▽
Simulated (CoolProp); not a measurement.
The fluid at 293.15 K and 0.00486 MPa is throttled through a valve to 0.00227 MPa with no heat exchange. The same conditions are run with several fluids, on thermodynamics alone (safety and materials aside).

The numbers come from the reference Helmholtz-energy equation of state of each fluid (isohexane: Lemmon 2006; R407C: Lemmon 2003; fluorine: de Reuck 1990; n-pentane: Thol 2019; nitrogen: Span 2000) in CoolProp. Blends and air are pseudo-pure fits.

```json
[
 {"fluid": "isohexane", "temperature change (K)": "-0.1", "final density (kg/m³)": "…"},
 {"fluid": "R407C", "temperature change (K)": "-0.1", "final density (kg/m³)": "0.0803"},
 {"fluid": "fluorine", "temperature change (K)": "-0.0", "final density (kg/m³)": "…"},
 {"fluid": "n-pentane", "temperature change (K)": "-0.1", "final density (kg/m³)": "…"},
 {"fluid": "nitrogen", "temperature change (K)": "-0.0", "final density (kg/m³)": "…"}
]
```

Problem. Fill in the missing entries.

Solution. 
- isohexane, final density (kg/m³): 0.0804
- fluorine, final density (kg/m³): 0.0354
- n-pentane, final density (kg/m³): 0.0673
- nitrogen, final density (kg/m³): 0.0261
△

◆ **Assignment**
The response should reproduce every entry above exactly.

◆ **Response area**
Simulated (CoolProp); not a measurement.
The fluid at 293.15 K and 0.00486 MPa is throttled through a valve to 0.00227 MPa with no heat exchange. The same conditions are run with several fluids, on thermodynamics alone (safety and materials aside).

The numbers come from the reference Helmholtz-energy equation of state of each fluid (isohexane: Lemmon 2006; R407C: Lemmon 2003; fluorine: de Reuck 1990; n-pentane: Thol 2019; nitrogen: Span 2000) in CoolProp. Blends and air are pseudo-pure fits.

```json
[
 {"fluid": "isohexane", "temperature change (K)": "-0.1", "final density (kg/m³)": "…"},
 {"fluid": "R407C", "temperature change (K)": "-0.1", "final density (kg/m³)": "0.0803"},
 {"fluid": "fluorine", "temperature change (K)": "-0.0", "final density (kg/m³)": "…"},
 {"fluid": "n-pentane", "temperature change (K)": "-0.1", "final density (kg/m³)": "…"},
 {"fluid": "nitrogen", "temperature change (K)": "-0.0", "final density (kg/m³)": "…"}
]
```

Problem. Fill in the missing entries.

Solution. 
- isohexane, final density (kg/m³): 0.0804
- fluorine, final density (kg/m³): 0.0354
- n-pentane, final density (kg/m³): 0.0673
- nitrogen, final density (kg/m³): 0.0261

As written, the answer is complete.